=== RECORDED DATA ===

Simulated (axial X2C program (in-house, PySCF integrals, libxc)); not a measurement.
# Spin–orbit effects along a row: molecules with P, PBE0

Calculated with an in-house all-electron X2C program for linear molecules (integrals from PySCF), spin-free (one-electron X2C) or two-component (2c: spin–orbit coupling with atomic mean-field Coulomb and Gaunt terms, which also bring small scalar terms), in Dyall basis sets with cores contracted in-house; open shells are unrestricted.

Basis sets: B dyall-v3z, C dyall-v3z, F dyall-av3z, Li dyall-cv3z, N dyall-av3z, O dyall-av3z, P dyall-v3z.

===

#### WORK REQUEST
The answer must consist of all the entries, copied exactly.

#### YOUR SOLUTION
Simulated (axial X2C program (in-house, PySCF integrals, libxc)); not a measurement.
# Spin–orbit effects along a row: molecules with P, PBE0

Calculated with an in-house all-electron X2C program for linear molecules (integrals from PySCF), spin-free (one-electron X2C) or two-component (2c: spin–orbit coupling with atomic mean-field Coulomb and Gaunt terms, which also bring small scalar terms), in Dyall basis sets with cores contracted in-house; open shells are unrestricted.

Basis sets: B dyall-v3z, C dyall-v3z, F dyall-av3z, Li dyall-cv3z, N dyall-av3z, O dyall-av3z, P dyall-v3z.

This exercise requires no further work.